— Record extracts —
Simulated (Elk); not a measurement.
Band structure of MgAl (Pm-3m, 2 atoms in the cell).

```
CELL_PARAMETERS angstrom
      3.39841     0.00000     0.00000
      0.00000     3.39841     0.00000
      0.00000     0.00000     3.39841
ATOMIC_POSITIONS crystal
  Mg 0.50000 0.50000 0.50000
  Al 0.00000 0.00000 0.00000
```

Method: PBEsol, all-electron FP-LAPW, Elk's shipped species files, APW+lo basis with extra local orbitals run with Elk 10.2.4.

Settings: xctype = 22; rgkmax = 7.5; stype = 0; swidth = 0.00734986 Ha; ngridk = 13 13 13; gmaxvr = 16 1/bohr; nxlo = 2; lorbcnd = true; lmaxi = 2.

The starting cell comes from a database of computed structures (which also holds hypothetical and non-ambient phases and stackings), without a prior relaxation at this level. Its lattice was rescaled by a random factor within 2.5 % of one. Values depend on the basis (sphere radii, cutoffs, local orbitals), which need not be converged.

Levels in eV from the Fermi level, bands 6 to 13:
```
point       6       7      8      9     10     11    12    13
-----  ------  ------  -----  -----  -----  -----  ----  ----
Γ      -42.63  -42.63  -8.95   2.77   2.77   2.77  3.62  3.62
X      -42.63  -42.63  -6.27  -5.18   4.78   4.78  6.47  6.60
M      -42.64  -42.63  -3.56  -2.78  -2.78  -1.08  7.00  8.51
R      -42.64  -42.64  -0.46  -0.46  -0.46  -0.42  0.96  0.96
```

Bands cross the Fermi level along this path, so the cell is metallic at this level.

— Exercise —
Type out the entire listing again, matching every line exactly.

— Problem solution —
Simulated (Elk); not a measurement.
Band structure of MgAl (Pm-3m, 2 atoms in the cell).

```
CELL_PARAMETERS angstrom
      3.39841     0.00000     0.00000
      0.00000     3.39841     0.00000
      0.00000     0.00000     3.39841
ATOMIC_POSITIONS crystal
  Mg 0.50000 0.50000 0.50000
  Al 0.00000 0.00000 0.00000
```

Method: PBEsol, all-electron FP-LAPW, Elk's shipped species files, APW+lo basis with extra local orbitals run with Elk 10.2.4.

Settings: xctype = 22; rgkmax = 7.5; stype = 0; swidth = 0.00734986 Ha; ngridk = 13 13 13; gmaxvr = 16 1/bohr; nxlo = 2; lorbcnd = true; lmaxi = 2.

The starting cell comes from a database of computed structures (which also holds hypothetical and non-ambient phases and stackings), without a prior relaxation at this level. Its lattice was rescaled by a random factor within 2.5 % of one. Values depend on the basis (sphere radii, cutoffs, local orbitals), which need not be converged.

Levels in eV from the Fermi level, bands 6 to 13:
```
point       6       7      8      9     10     11    12    13
-----  ------  ------  -----  -----  -----  -----  ----  ----
Γ      -42.63  -42.63  -8.95   2.77   2.77   2.77  3.62  3.62
X      -42.63  -42.63  -6.27  -5.18   4.78   4.78  6.47  6.60
M      -42.64  -42.63  -3.56  -2.78  -2.78  -1.08  7.00  8.51
R      -42.64  -42.64  -0.46  -0.46  -0.46  -0.42  0.96  0.96
```

Bands cross the Fermi level along this path, so the cell is metallic at this level.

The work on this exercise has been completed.